**REQUIRED ACTION**.
Give back exactly the lines of the data below, starting with the line that has "## Starting point" and going on through the line that has "0.5000 | 0.2500 |".

####################

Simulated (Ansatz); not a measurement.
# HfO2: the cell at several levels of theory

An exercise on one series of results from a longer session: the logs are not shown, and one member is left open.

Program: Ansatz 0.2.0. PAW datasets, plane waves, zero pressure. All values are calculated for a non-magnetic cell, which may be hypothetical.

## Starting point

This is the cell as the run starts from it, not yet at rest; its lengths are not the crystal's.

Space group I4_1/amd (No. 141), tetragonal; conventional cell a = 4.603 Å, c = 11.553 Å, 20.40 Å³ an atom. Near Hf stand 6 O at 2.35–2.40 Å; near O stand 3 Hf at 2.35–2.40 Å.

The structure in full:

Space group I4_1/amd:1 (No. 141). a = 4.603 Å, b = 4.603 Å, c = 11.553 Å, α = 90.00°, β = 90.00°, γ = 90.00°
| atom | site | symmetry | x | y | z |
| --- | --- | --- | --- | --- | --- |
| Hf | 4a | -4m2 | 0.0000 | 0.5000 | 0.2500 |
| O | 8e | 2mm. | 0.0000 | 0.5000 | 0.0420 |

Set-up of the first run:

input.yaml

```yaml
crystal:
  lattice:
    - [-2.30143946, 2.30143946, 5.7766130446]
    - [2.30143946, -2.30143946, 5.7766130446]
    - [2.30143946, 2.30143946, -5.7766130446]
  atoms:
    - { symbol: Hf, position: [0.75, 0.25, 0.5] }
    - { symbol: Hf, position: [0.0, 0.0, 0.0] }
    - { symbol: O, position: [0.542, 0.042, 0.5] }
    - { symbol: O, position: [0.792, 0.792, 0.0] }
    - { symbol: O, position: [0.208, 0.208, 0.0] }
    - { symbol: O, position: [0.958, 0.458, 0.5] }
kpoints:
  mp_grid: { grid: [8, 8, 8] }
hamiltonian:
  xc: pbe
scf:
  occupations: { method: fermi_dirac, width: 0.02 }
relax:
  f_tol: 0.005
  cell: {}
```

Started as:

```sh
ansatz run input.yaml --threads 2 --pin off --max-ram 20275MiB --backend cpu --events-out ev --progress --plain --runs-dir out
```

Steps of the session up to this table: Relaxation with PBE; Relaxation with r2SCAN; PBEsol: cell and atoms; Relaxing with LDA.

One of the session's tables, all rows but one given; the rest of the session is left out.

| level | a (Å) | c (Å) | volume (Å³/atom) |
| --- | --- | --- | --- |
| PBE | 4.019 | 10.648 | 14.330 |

####################

**TASK OUTPUT**.
## Starting point

This is the cell as the run starts from it, not yet at rest; its lengths are not the crystal's.

Space group I4_1/amd (No. 141), tetragonal; conventional cell a = 4.603 Å, c = 11.553 Å, 20.40 Å³ an atom. Near Hf stand 6 O at 2.35–2.40 Å; near O stand 3 Hf at 2.35–2.40 Å.

The structure in full:

Space group I4_1/amd:1 (No. 141). a = 4.603 Å, b = 4.603 Å, c = 11.553 Å, α = 90.00°, β = 90.00°, γ = 90.00°
| atom | site | symmetry | x | y | z |
| --- | --- | --- | --- | --- | --- |
| Hf | 4a | -4m2 | 0.0000 | 0.5000 | 0.2500 |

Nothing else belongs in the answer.